### Material supplied
• • • • • • •

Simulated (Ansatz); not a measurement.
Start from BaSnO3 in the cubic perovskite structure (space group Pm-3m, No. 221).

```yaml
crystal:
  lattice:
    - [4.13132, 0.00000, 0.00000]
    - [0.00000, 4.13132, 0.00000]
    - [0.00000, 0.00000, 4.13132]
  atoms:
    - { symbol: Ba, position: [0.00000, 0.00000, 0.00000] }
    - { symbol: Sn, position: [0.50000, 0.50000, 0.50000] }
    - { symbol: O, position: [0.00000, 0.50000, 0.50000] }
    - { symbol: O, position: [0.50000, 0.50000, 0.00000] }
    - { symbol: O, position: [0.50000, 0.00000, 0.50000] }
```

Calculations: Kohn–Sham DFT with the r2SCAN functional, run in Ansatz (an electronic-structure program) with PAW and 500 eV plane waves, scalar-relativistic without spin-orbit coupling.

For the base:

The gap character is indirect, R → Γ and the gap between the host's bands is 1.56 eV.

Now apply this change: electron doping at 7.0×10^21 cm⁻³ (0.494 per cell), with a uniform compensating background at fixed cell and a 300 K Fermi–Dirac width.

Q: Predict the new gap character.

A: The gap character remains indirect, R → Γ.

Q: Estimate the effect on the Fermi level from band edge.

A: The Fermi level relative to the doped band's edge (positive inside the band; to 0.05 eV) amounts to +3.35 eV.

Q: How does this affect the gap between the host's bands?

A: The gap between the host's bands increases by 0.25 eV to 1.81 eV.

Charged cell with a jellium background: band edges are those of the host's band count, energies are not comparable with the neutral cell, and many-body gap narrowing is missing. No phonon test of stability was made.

• • • • • • •

### Assignment
Print the first line of the records above and each line after it, exactly, through the line with "A: The gap between".

### Written reply
Simulated (Ansatz); not a measurement.
Start from BaSnO3 in the cubic perovskite structure (space group Pm-3m, No. 221).

```yaml
crystal:
  lattice:
    - [4.13132, 0.00000, 0.00000]
    - [0.00000, 4.13132, 0.00000]
    - [0.00000, 0.00000, 4.13132]
  atoms:
    - { symbol: Ba, position: [0.00000, 0.00000, 0.00000] }
    - { symbol: Sn, position: [0.50000, 0.50000, 0.50000] }
    - { symbol: O, position: [0.00000, 0.50000, 0.50000] }
    - { symbol: O, position: [0.50000, 0.50000, 0.00000] }
    - { symbol: O, position: [0.50000, 0.00000, 0.50000] }
```

Calculations: Kohn–Sham DFT with the r2SCAN functional, run in Ansatz (an electronic-structure program) with PAW and 500 eV plane waves, scalar-relativistic without spin-orbit coupling.

For the base:

The gap character is indirect, R → Γ and the gap between the host's bands is 1.56 eV.

Now apply this change: electron doping at 7.0×10^21 cm⁻³ (0.494 per cell), with a uniform compensating background at fixed cell and a 300 K Fermi–Dirac width.

Q: Predict the new gap character.

A: The gap character remains indirect, R → Γ.

Q: Estimate the effect on the Fermi level from band edge.

A: The Fermi level relative to the doped band's edge (positive inside the band; to 0.05 eV) amounts to +3.35 eV.

Q: How does this affect the gap between the host's bands?

A: The gap between the host's bands increases by 0.25 eV to 1.81 eV.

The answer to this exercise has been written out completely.